### EXCERPTED DATA

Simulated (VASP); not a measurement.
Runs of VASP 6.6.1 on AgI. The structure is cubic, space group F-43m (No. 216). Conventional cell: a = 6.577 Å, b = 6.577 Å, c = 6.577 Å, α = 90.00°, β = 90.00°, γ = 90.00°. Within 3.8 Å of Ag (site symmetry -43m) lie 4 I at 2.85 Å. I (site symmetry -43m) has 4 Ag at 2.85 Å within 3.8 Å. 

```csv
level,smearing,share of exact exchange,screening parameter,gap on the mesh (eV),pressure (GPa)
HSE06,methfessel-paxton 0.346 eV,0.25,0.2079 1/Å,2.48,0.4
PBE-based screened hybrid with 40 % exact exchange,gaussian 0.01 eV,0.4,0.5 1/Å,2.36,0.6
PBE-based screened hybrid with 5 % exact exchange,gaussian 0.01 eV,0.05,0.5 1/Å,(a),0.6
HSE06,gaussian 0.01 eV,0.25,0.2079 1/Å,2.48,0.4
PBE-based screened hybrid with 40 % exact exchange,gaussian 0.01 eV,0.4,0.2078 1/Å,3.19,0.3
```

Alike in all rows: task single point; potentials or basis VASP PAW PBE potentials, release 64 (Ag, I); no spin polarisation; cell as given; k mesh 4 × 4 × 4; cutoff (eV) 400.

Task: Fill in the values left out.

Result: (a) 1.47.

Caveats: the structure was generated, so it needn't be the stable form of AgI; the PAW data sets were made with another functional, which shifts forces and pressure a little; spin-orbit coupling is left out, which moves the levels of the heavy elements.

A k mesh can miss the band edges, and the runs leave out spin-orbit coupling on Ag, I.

######

Start with the line above that contains "Runs of VASP" and end with the line that contains "Caveats: the structure". Write out those lines exactly, and only those.

■ **REPLY**
Runs of VASP 6.6.1 on AgI. The structure is cubic, space group F-43m (No. 216). Conventional cell: a = 6.577 Å, b = 6.577 Å, c = 6.577 Å, α = 90.00°, β = 90.00°, γ = 90.00°. Within 3.8 Å of Ag (site symmetry -43m) lie 4 I at 2.85 Å. I (site symmetry -43m) has 4 Ag at 2.85 Å within 3.8 Å. 

```csv
level,smearing,share of exact exchange,screening parameter,gap on the mesh (eV),pressure (GPa)
HSE06,methfessel-paxton 0.346 eV,0.25,0.2079 1/Å,2.48,0.4
PBE-based screened hybrid with 40 % exact exchange,gaussian 0.01 eV,0.4,0.5 1/Å,2.36,0.6
PBE-based screened hybrid with 5 % exact exchange,gaussian 0.01 eV,0.05,0.5 1/Å,(a),0.6
HSE06,gaussian 0.01 eV,0.25,0.2079 1/Å,2.48,0.4
PBE-based screened hybrid with 40 % exact exchange,gaussian 0.01 eV,0.4,0.2078 1/Å,3.19,0.3
```

Alike in all rows: task single point; potentials or basis VASP PAW PBE potentials, release 64 (Ag, I); no spin polarisation; cell as given; k mesh 4 × 4 × 4; cutoff (eV) 400.

Task: Fill in the values left out.

Result: (a) 1.47.

Caveats: the structure was generated, so it needn't be the stable form of AgI; the PAW data sets were made with another functional, which shifts forces and pressure a little; spin-orbit coupling is left out, which moves the levels of the heavy elements.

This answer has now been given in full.